[Work order]: Look through the entries below and extract exactly the lines from the one containing "One way to write" through the one containing "Caveat: spin-orbit coupling", ends included.

[Material supplied]:
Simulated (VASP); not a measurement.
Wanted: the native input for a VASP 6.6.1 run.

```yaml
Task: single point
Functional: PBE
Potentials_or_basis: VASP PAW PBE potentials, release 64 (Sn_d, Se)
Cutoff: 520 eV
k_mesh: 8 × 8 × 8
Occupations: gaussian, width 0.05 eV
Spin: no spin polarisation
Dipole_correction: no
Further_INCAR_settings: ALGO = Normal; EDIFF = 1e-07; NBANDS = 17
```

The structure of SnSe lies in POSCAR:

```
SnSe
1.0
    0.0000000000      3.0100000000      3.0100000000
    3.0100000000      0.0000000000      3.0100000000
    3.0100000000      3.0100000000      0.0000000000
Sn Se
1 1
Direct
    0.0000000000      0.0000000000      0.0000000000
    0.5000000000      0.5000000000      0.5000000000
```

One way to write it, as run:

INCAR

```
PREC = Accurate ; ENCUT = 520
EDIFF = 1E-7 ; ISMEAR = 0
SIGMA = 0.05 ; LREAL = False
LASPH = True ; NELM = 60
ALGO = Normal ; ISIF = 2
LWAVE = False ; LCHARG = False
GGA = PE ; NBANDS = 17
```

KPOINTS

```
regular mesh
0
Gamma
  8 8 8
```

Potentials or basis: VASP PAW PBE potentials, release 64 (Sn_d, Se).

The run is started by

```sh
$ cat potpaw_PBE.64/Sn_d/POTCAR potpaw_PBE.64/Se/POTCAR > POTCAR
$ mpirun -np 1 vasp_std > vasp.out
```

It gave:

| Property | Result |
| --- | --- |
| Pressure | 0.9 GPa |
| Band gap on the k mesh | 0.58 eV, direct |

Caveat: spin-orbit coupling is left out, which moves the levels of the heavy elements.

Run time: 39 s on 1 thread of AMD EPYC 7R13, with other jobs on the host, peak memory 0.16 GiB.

[Answer box]:
One way to write it, as run:

INCAR

```
PREC = Accurate ; ENCUT = 520
EDIFF = 1E-7 ; ISMEAR = 0
SIGMA = 0.05 ; LREAL = False
LASPH = True ; NELM = 60
ALGO = Normal ; ISIF = 2
LWAVE = False ; LCHARG = False
GGA = PE ; NBANDS = 17
```

KPOINTS

```
regular mesh
0
Gamma
  8 8 8
```

Potentials or basis: VASP PAW PBE potentials, release 64 (Sn_d, Se).

The run is started by

```sh
$ cat potpaw_PBE.64/Sn_d/POTCAR potpaw_PBE.64/Se/POTCAR > POTCAR
$ mpirun -np 1 vasp_std > vasp.out
```

It gave:

| Property | Result |
| --- | --- |
| Pressure | 0.9 GPa |
| Band gap on the k mesh | 0.58 eV, direct |

Caveat: spin-orbit coupling is left out, which moves the levels of the heavy elements.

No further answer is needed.